• Activity
Write out the stretch of lines below that begins at the line with "Two relaxed structures" and ends at the line with "Answer: B is", including both, exactly as given and nothing more.

Raw data: Begin

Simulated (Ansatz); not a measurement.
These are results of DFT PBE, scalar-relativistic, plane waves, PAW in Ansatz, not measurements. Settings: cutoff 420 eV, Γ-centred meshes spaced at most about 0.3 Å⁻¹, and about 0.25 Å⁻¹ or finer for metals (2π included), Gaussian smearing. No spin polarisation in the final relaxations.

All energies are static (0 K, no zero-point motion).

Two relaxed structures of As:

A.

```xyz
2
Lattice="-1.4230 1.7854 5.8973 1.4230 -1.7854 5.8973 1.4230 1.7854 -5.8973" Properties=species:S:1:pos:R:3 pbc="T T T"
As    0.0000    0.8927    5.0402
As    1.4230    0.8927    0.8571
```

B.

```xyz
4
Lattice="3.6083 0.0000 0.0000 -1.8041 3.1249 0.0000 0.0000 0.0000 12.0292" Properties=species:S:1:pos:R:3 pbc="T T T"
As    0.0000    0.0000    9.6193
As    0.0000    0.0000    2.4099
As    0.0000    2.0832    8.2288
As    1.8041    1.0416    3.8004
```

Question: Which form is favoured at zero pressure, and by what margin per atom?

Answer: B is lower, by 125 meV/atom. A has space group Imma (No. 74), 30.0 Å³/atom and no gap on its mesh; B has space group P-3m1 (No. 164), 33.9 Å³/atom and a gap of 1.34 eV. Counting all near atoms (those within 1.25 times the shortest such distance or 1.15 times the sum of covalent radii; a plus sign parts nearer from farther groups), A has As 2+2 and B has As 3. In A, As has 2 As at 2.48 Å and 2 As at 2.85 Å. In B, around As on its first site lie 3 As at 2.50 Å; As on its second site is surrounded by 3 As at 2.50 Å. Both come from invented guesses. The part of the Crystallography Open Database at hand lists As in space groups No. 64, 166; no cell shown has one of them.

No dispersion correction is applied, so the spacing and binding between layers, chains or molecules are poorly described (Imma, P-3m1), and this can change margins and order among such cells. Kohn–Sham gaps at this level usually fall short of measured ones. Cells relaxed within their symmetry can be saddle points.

Raw data: End

• Exercise answer
Two relaxed structures of As:

A.

```xyz
2
Lattice="-1.4230 1.7854 5.8973 1.4230 -1.7854 5.8973 1.4230 1.7854 -5.8973" Properties=species:S:1:pos:R:3 pbc="T T T"
As    0.0000    0.8927    5.0402
As    1.4230    0.8927    0.8571
```

B.

```xyz
4
Lattice="3.6083 0.0000 0.0000 -1.8041 3.1249 0.0000 0.0000 0.0000 12.0292" Properties=species:S:1:pos:R:3 pbc="T T T"
As    0.0000    0.0000    9.6193
As    0.0000    0.0000    2.4099
As    0.0000    2.0832    8.2288
As    1.8041    1.0416    3.8004
```

Question: Which form is favoured at zero pressure, and by what margin per atom?

Answer: B is lower, by 125 meV/atom. A has space group Imma (No. 74), 30.0 Å³/atom and no gap on its mesh; B has space group P-3m1 (No. 164), 33.9 Å³/atom and a gap of 1.34 eV. Counting all near atoms (those within 1.25 times the shortest such distance or 1.15 times the sum of covalent radii; a plus sign parts nearer from farther groups), A has As 2+2 and B has As 3. In A, As has 2 As at 2.48 Å and 2 As at 2.85 Å. In B, around As on its first site lie 3 As at 2.50 Å; As on its second site is surrounded by 3 As at 2.50 Å. Both come from invented guesses. The part of the Crystallography Open Database at hand lists As in space groups No. 64, 166; no cell shown has one of them.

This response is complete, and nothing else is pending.